- **ENTRIES SUPPLIED**:
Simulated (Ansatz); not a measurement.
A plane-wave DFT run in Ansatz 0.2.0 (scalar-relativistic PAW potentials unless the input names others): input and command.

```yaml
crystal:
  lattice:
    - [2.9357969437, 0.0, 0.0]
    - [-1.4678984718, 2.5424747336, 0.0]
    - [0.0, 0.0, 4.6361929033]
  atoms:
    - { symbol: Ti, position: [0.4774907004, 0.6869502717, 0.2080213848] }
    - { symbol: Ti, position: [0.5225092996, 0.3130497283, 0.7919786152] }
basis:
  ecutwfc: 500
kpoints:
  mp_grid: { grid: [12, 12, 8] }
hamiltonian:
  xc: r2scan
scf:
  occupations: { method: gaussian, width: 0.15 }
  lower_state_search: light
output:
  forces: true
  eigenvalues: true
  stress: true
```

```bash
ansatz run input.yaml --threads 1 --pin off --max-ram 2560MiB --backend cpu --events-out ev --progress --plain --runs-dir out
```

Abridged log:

- **ACTIVITY**:
Word for word, copy out all of the data shown above.

- **ANSWER AREA**:
Simulated (Ansatz); not a measurement.
A plane-wave DFT run in Ansatz 0.2.0 (scalar-relativistic PAW potentials unless the input names others): input and command.

```yaml
crystal:
  lattice:
    - [2.9357969437, 0.0, 0.0]
    - [-1.4678984718, 2.5424747336, 0.0]
    - [0.0, 0.0, 4.6361929033]
  atoms:
    - { symbol: Ti, position: [0.4774907004, 0.6869502717, 0.2080213848] }
    - { symbol: Ti, position: [0.5225092996, 0.3130497283, 0.7919786152] }
basis:
  ecutwfc: 500
kpoints:
  mp_grid: { grid: [12, 12, 8] }
hamiltonian:
  xc: r2scan
scf:
  occupations: { method: gaussian, width: 0.15 }
  lower_state_search: light
output:
  forces: true
  eigenvalues: true
  stress: true
```

```bash
ansatz run input.yaml --threads 1 --pin off --max-ram 2560MiB --backend cpu --events-out ev --progress --plain --runs-dir out
```

Abridged log:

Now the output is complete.